- ASSIGNMENT
Your reply should be the complete data, reproduced exactly.

- EXERCISE DATA
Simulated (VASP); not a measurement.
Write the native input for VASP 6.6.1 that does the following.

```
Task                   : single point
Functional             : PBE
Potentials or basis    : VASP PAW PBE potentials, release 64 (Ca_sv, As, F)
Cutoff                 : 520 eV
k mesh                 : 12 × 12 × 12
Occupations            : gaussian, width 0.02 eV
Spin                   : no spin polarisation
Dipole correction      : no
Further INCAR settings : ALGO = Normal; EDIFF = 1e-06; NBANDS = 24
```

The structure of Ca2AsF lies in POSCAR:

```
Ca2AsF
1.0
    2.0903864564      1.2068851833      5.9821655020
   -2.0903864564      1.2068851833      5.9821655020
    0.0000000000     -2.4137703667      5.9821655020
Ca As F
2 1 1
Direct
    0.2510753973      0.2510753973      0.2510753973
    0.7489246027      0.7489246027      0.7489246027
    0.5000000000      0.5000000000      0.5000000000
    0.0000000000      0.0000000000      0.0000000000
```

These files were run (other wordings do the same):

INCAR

- WORKED SOLUTION
Simulated (VASP); not a measurement.
Write the native input for VASP 6.6.1 that does the following.

```
Task                   : single point
Functional             : PBE
Potentials or basis    : VASP PAW PBE potentials, release 64 (Ca_sv, As, F)
Cutoff                 : 520 eV
k mesh                 : 12 × 12 × 12
Occupations            : gaussian, width 0.02 eV
Spin                   : no spin polarisation
Dipole correction      : no
Further INCAR settings : ALGO = Normal; EDIFF = 1e-06; NBANDS = 24
```

The structure of Ca2AsF lies in POSCAR:

```
Ca2AsF
1.0
    2.0903864564      1.2068851833      5.9821655020
   -2.0903864564      1.2068851833      5.9821655020
    0.0000000000     -2.4137703667      5.9821655020
Ca As F
2 1 1
Direct
    0.2510753973      0.2510753973      0.2510753973
    0.7489246027      0.7489246027      0.7489246027
    0.5000000000      0.5000000000      0.5000000000
    0.0000000000      0.0000000000      0.0000000000
```

These files were run (other wordings do the same):

INCAR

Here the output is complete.